Brief:
The line containing "D (4.5 GPa)." marks the end; copy exactly all lines from the start of the material up to and including it.

### Supplied entries ###

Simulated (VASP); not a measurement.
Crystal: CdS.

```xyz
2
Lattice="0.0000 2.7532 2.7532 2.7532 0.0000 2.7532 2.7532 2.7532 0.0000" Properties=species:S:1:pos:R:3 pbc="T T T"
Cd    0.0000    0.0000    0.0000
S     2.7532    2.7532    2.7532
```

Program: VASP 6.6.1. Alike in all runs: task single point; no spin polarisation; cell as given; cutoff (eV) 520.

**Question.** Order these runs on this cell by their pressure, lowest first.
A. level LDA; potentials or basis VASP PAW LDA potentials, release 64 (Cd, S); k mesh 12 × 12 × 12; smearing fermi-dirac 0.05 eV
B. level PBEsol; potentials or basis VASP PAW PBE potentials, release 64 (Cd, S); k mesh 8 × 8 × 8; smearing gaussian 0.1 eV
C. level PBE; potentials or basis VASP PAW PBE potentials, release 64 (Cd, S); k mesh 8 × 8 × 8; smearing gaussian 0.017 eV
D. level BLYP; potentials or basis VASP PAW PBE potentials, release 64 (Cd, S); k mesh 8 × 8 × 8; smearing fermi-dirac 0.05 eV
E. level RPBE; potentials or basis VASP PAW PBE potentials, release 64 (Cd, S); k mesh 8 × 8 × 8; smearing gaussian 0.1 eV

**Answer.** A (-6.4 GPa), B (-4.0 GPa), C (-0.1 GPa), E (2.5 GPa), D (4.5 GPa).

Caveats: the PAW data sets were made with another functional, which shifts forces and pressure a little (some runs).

###

Exercise result:
Simulated (VASP); not a measurement.
Crystal: CdS.

```xyz
2
Lattice="0.0000 2.7532 2.7532 2.7532 0.0000 2.7532 2.7532 2.7532 0.0000" Properties=species:S:1:pos:R:3 pbc="T T T"
Cd    0.0000    0.0000    0.0000
S     2.7532    2.7532    2.7532
```

Program: VASP 6.6.1. Alike in all runs: task single point; no spin polarisation; cell as given; cutoff (eV) 520.

**Question.** Order these runs on this cell by their pressure, lowest first.
A. level LDA; potentials or basis VASP PAW LDA potentials, release 64 (Cd, S); k mesh 12 × 12 × 12; smearing fermi-dirac 0.05 eV
B. level PBEsol; potentials or basis VASP PAW PBE potentials, release 64 (Cd, S); k mesh 8 × 8 × 8; smearing gaussian 0.1 eV
C. level PBE; potentials or basis VASP PAW PBE potentials, release 64 (Cd, S); k mesh 8 × 8 × 8; smearing gaussian 0.017 eV
D. level BLYP; potentials or basis VASP PAW PBE potentials, release 64 (Cd, S); k mesh 8 × 8 × 8; smearing fermi-dirac 0.05 eV
E. level RPBE; potentials or basis VASP PAW PBE potentials, release 64 (Cd, S); k mesh 8 × 8 × 8; smearing gaussian 0.1 eV

**Answer.** A (-6.4 GPa), B (-4.0 GPa), C (-0.1 GPa), E (2.5 GPa), D (4.5 GPa).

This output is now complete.